= REQUIREMENT =
The listing below should be written out again word for word, please.

= INFORMATION PROVIDED =

= Beginning of Section =

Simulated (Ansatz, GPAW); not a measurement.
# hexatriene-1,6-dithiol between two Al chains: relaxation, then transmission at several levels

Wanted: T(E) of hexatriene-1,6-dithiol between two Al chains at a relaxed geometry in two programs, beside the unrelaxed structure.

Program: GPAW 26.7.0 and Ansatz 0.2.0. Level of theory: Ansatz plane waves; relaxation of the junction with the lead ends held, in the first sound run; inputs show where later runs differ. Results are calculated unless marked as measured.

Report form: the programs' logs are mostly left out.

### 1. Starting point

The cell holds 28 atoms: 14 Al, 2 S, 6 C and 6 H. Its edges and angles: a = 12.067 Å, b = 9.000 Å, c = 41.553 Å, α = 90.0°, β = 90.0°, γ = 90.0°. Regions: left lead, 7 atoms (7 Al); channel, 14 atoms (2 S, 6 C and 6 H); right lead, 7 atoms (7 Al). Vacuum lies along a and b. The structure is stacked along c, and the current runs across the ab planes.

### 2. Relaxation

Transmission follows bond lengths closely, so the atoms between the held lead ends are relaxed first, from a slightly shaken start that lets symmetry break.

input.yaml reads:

= End of Section =

= RESPONSE BOX =
Simulated (Ansatz, GPAW); not a measurement.
# hexatriene-1,6-dithiol between two Al chains: relaxation, then transmission at several levels

Wanted: T(E) of hexatriene-1,6-dithiol between two Al chains at a relaxed geometry in two programs, beside the unrelaxed structure.

Program: GPAW 26.7.0 and Ansatz 0.2.0. Level of theory: Ansatz plane waves; relaxation of the junction with the lead ends held, in the first sound run; inputs show where later runs differ. Results are calculated unless marked as measured.

Report form: the programs' logs are mostly left out.

### 1. Starting point

The cell holds 28 atoms: 14 Al, 2 S, 6 C and 6 H. Its edges and angles: a = 12.067 Å, b = 9.000 Å, c = 41.553 Å, α = 90.0°, β = 90.0°, γ = 90.0°. Regions: left lead, 7 atoms (7 Al); channel, 14 atoms (2 S, 6 C and 6 H); right lead, 7 atoms (7 Al). Vacuum lies along a and b. The structure is stacked along c, and the current runs across the ab planes.

### 2. Relaxation

Transmission follows bond lengths closely, so the atoms between the held lead ends are relaxed first, from a slightly shaken start that lets symmetry break.

input.yaml reads:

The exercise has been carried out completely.